[Opening Source data section]

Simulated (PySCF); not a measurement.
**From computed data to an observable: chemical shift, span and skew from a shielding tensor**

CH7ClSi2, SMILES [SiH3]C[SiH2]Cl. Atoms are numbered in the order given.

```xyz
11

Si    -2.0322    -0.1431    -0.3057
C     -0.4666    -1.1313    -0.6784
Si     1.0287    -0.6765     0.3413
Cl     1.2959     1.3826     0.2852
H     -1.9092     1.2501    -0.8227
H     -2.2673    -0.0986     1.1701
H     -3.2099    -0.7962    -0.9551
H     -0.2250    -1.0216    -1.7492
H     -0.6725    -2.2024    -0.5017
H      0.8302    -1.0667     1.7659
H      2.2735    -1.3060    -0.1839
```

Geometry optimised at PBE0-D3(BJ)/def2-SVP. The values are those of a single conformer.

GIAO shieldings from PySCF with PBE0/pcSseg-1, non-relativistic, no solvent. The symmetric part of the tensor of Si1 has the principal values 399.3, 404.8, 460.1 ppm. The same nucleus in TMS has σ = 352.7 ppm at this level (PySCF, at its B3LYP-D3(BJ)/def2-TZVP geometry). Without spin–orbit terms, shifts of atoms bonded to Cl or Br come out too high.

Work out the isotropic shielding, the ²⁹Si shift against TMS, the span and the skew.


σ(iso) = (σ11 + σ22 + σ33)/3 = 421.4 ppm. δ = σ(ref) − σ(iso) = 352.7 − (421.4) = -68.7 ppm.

[Closing Source data section]

Task item:
Each record above needs to be set down again, word for word.

Solution:
Simulated (PySCF); not a measurement.
**From computed data to an observable: chemical shift, span and skew from a shielding tensor**

CH7ClSi2, SMILES [SiH3]C[SiH2]Cl. Atoms are numbered in the order given.

```xyz
11

Si    -2.0322    -0.1431    -0.3057
C     -0.4666    -1.1313    -0.6784
Si     1.0287    -0.6765     0.3413
Cl     1.2959     1.3826     0.2852
H     -1.9092     1.2501    -0.8227
H     -2.2673    -0.0986     1.1701
H     -3.2099    -0.7962    -0.9551
H     -0.2250    -1.0216    -1.7492
H     -0.6725    -2.2024    -0.5017
H      0.8302    -1.0667     1.7659
H      2.2735    -1.3060    -0.1839
```

Geometry optimised at PBE0-D3(BJ)/def2-SVP. The values are those of a single conformer.

GIAO shieldings from PySCF with PBE0/pcSseg-1, non-relativistic, no solvent. The symmetric part of the tensor of Si1 has the principal values 399.3, 404.8, 460.1 ppm. The same nucleus in TMS has σ = 352.7 ppm at this level (PySCF, at its B3LYP-D3(BJ)/def2-TZVP geometry). Without spin–orbit terms, shifts of atoms bonded to Cl or Br come out too high.

Work out the isotropic shielding, the ²⁹Si shift against TMS, the span and the skew.


σ(iso) = (σ11 + σ22 + σ33)/3 = 421.4 ppm. δ = σ(ref) − σ(iso) = 352.7 − (421.4) = -68.7 ppm.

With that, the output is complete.